> Work instruction
Please copy out all the data. Every detail stays the same.

* * * * *
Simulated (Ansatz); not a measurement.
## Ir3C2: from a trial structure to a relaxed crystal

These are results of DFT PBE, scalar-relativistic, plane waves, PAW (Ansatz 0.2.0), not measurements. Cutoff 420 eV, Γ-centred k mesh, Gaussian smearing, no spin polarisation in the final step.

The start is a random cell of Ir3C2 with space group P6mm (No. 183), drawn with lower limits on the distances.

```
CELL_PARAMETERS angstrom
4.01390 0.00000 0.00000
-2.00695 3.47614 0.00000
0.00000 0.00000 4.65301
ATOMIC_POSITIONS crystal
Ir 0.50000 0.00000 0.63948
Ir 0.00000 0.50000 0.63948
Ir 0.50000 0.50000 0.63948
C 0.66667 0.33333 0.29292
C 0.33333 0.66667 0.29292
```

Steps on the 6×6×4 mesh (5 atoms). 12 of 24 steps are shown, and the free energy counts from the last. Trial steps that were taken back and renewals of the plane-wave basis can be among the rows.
* * * * *

> Written solution
Simulated (Ansatz); not a measurement.
## Ir3C2: from a trial structure to a relaxed crystal

These are results of DFT PBE, scalar-relativistic, plane waves, PAW (Ansatz 0.2.0), not measurements. Cutoff 420 eV, Γ-centred k mesh, Gaussian smearing, no spin polarisation in the final step.

The start is a random cell of Ir3C2 with space group P6mm (No. 183), drawn with lower limits on the distances.

```
CELL_PARAMETERS angstrom
4.01390 0.00000 0.00000
-2.00695 3.47614 0.00000
0.00000 0.00000 4.65301
ATOMIC_POSITIONS crystal
Ir 0.50000 0.00000 0.63948
Ir 0.00000 0.50000 0.63948
Ir 0.50000 0.50000 0.63948
C 0.66667 0.33333 0.29292
C 0.33333 0.66667 0.29292
```

Steps on the 6×6×4 mesh (5 atoms). 12 of 24 steps are shown, and the free energy counts from the last. Trial steps that were taken back and renewals of the plane-wave basis can be among the rows.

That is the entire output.